## Brief
Print the records again, character for character.

## Data records
════════════════
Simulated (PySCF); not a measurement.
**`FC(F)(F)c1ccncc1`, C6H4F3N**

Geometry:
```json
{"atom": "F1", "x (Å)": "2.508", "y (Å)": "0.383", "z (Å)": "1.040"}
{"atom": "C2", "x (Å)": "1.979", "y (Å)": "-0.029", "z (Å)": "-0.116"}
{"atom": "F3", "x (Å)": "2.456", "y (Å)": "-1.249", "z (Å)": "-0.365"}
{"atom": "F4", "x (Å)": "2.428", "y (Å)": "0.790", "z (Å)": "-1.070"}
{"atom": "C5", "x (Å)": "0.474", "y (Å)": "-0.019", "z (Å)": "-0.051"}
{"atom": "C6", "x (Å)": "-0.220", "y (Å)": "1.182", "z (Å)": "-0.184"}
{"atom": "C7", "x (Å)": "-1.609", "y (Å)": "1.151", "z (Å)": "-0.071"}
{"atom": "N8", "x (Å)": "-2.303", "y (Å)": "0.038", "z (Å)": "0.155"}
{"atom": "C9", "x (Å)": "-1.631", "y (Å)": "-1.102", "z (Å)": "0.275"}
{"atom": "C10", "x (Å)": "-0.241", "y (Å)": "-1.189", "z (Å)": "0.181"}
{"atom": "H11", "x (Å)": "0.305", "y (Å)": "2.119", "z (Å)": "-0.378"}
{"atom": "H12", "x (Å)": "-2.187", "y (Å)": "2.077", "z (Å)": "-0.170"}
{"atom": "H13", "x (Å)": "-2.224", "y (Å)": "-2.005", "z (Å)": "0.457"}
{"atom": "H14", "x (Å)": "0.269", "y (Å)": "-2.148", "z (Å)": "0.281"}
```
════════════════

## Exercise output
Simulated (PySCF); not a measurement.
**`FC(F)(F)c1ccncc1`, C6H4F3N**

Geometry:
```json
{"atom": "F1", "x (Å)": "2.508", "y (Å)": "0.383", "z (Å)": "1.040"}
{"atom": "C2", "x (Å)": "1.979", "y (Å)": "-0.029", "z (Å)": "-0.116"}
{"atom": "F3", "x (Å)": "2.456", "y (Å)": "-1.249", "z (Å)": "-0.365"}
{"atom": "F4", "x (Å)": "2.428", "y (Å)": "0.790", "z (Å)": "-1.070"}
{"atom": "C5", "x (Å)": "0.474", "y (Å)": "-0.019", "z (Å)": "-0.051"}
{"atom": "C6", "x (Å)": "-0.220", "y (Å)": "1.182", "z (Å)": "-0.184"}
{"atom": "C7", "x (Å)": "-1.609", "y (Å)": "1.151", "z (Å)": "-0.071"}
{"atom": "N8", "x (Å)": "-2.303", "y (Å)": "0.038", "z (Å)": "0.155"}
{"atom": "C9", "x (Å)": "-1.631", "y (Å)": "-1.102", "z (Å)": "0.275"}
{"atom": "C10", "x (Å)": "-0.241", "y (Å)": "-1.189", "z (Å)": "0.181"}
{"atom": "H11", "x (Å)": "0.305", "y (Å)": "2.119", "z (Å)": "-0.378"}
{"atom": "H12", "x (Å)": "-2.187", "y (Å)": "2.077", "z (Å)": "-0.170"}
{"atom": "H13", "x (Å)": "-2.224", "y (Å)": "-2.005", "z (Å)": "0.457"}
{"atom": "H14", "x (Å)": "0.269", "y (Å)": "-2.148", "z (Å)": "0.281"}
```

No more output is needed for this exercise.